**Action item**
Down to the final line, return the records unchanged.

**Supplied records**
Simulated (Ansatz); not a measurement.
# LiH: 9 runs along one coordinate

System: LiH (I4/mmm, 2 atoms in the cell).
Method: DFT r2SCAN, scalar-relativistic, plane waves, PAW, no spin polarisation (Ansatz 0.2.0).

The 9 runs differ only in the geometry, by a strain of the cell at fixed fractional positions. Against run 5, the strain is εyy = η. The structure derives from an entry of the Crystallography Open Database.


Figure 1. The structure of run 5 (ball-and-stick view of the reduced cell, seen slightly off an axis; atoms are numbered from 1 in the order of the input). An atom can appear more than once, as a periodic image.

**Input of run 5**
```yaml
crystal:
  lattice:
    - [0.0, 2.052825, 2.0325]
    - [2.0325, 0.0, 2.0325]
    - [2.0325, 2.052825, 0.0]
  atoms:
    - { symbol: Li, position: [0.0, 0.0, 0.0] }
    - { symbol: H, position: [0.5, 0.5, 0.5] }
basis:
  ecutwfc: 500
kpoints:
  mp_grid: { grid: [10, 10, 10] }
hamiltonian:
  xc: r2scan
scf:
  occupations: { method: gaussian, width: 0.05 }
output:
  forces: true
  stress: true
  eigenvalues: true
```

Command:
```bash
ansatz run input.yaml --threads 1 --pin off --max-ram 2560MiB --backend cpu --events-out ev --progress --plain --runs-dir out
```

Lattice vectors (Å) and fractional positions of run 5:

**Worked solution**
Simulated (Ansatz); not a measurement.
# LiH: 9 runs along one coordinate

System: LiH (I4/mmm, 2 atoms in the cell).
Method: DFT r2SCAN, scalar-relativistic, plane waves, PAW, no spin polarisation (Ansatz 0.2.0).

The 9 runs differ only in the geometry, by a strain of the cell at fixed fractional positions. Against run 5, the strain is εyy = η. The structure derives from an entry of the Crystallography Open Database.


Figure 1. The structure of run 5 (ball-and-stick view of the reduced cell, seen slightly off an axis; atoms are numbered from 1 in the order of the input). An atom can appear more than once, as a periodic image.

**Input of run 5**
```yaml
crystal:
  lattice:
    - [0.0, 2.052825, 2.0325]
    - [2.0325, 0.0, 2.0325]
    - [2.0325, 2.052825, 0.0]
  atoms:
    - { symbol: Li, position: [0.0, 0.0, 0.0] }
    - { symbol: H, position: [0.5, 0.5, 0.5] }
basis:
  ecutwfc: 500
kpoints:
  mp_grid: { grid: [10, 10, 10] }
hamiltonian:
  xc: r2scan
scf:
  occupations: { method: gaussian, width: 0.05 }
output:
  forces: true
  stress: true
  eigenvalues: true
```

Command:
```bash
ansatz run input.yaml --threads 1 --pin off --max-ram 2560MiB --backend cpu --events-out ev --progress --plain --runs-dir out
```

Lattice vectors (Å) and fractional positions of run 5:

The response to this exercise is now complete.